====

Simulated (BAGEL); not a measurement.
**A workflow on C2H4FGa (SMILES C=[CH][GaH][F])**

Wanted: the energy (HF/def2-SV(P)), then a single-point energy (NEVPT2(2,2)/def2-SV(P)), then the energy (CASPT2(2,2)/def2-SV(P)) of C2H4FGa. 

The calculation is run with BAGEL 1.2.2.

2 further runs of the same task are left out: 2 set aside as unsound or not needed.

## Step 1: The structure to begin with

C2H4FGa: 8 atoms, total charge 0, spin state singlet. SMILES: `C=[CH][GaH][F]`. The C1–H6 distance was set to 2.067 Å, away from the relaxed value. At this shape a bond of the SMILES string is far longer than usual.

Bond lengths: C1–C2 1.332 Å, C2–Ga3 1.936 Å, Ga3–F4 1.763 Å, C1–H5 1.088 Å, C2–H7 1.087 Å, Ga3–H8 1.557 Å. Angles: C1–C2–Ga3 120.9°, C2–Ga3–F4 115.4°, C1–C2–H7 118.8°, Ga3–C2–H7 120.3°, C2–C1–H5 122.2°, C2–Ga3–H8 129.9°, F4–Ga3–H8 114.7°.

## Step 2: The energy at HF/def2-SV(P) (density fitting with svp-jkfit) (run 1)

====

EXERCISE:
Everything in the listing should be written out exactly.

YOUR RESPONSE:
Simulated (BAGEL); not a measurement.
**A workflow on C2H4FGa (SMILES C=[CH][GaH][F])**

Wanted: the energy (HF/def2-SV(P)), then a single-point energy (NEVPT2(2,2)/def2-SV(P)), then the energy (CASPT2(2,2)/def2-SV(P)) of C2H4FGa. 

The calculation is run with BAGEL 1.2.2.

2 further runs of the same task are left out: 2 set aside as unsound or not needed.

## Step 1: The structure to begin with

C2H4FGa: 8 atoms, total charge 0, spin state singlet. SMILES: `C=[CH][GaH][F]`. The C1–H6 distance was set to 2.067 Å, away from the relaxed value. At this shape a bond of the SMILES string is far longer than usual.

Bond lengths: C1–C2 1.332 Å, C2–Ga3 1.936 Å, Ga3–F4 1.763 Å, C1–H5 1.088 Å, C2–H7 1.087 Å, Ga3–H8 1.557 Å. Angles: C1–C2–Ga3 120.9°, C2–Ga3–F4 115.4°, C1–C2–H7 118.8°, Ga3–C2–H7 120.3°, C2–C1–H5 122.2°, C2–Ga3–H8 129.9°, F4–Ga3–H8 114.7°.

## Step 2: The energy at HF/def2-SV(P) (density fitting with svp-jkfit) (run 1)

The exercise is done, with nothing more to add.